WORK INSTRUCTION:
For the listing below, output exactly the lines from the line with "Alike in both" up to and including the line with "Ansatz 0.2.0 |", and no other lines.

INFORMATION:
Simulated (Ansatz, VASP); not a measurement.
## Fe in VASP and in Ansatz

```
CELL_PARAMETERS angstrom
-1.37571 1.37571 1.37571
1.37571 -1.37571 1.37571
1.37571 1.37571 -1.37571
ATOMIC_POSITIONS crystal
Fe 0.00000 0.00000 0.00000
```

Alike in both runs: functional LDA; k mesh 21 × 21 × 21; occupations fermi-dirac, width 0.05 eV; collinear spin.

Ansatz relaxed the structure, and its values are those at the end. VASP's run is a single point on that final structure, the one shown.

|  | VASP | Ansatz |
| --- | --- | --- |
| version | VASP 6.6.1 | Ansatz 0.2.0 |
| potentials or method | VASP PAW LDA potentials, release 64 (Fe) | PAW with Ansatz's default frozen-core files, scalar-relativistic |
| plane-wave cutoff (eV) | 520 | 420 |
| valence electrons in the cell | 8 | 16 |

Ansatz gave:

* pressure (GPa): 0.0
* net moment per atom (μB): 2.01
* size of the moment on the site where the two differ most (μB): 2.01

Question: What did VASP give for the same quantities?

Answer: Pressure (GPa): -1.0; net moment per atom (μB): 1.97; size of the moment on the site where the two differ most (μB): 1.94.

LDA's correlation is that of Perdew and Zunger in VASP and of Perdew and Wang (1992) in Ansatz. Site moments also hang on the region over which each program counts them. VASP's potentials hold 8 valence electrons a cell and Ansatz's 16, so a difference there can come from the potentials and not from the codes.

ANSWER AREA:
Alike in both runs: functional LDA; k mesh 21 × 21 × 21; occupations fermi-dirac, width 0.05 eV; collinear spin.

Ansatz relaxed the structure, and its values are those at the end. VASP's run is a single point on that final structure, the one shown.

|  | VASP | Ansatz |
| --- | --- | --- |
| version | VASP 6.6.1 | Ansatz 0.2.0 |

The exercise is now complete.